▶ _EXERCISE_
Output exactly, with nothing added, the entries from the first line through the line with "The cell is".

(SUPPLIED RECORDS Opens)

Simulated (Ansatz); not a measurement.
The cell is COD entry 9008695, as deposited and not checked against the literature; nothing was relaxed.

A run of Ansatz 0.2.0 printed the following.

(SUPPLIED RECORDS Closes)

▶ _RESPONSE AREA_
Simulated (Ansatz); not a measurement.
The cell is COD entry 9008695, as deposited and not checked against the literature; nothing was relaxed.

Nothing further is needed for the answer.